→ EXERCISE
Would you reproduce every line of the material exactly?

→ DATA RECORDS
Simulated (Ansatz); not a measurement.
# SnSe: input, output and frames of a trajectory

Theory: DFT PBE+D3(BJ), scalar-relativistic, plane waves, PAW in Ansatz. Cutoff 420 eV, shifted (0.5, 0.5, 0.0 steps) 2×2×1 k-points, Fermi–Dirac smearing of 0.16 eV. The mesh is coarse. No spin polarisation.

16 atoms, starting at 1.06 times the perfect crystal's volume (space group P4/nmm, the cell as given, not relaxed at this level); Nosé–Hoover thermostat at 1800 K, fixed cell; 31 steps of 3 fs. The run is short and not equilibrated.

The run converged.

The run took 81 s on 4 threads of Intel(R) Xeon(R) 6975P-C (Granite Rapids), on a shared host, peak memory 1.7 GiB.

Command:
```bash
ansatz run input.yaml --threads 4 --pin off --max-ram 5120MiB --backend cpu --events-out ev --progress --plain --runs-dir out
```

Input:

→ WRITTEN REPLY
Simulated (Ansatz); not a measurement.
# SnSe: input, output and frames of a trajectory

Theory: DFT PBE+D3(BJ), scalar-relativistic, plane waves, PAW in Ansatz. Cutoff 420 eV, shifted (0.5, 0.5, 0.0 steps) 2×2×1 k-points, Fermi–Dirac smearing of 0.16 eV. The mesh is coarse. No spin polarisation.

16 atoms, starting at 1.06 times the perfect crystal's volume (space group P4/nmm, the cell as given, not relaxed at this level); Nosé–Hoover thermostat at 1800 K, fixed cell; 31 steps of 3 fs. The run is short and not equilibrated.

The run converged.

The run took 81 s on 4 threads of Intel(R) Xeon(R) 6975P-C (Granite Rapids), on a shared host, peak memory 1.7 GiB.

Command:
```bash
ansatz run input.yaml --threads 4 --pin off --max-ram 5120MiB --backend cpu --events-out ev --progress --plain --runs-dir out
```

Input:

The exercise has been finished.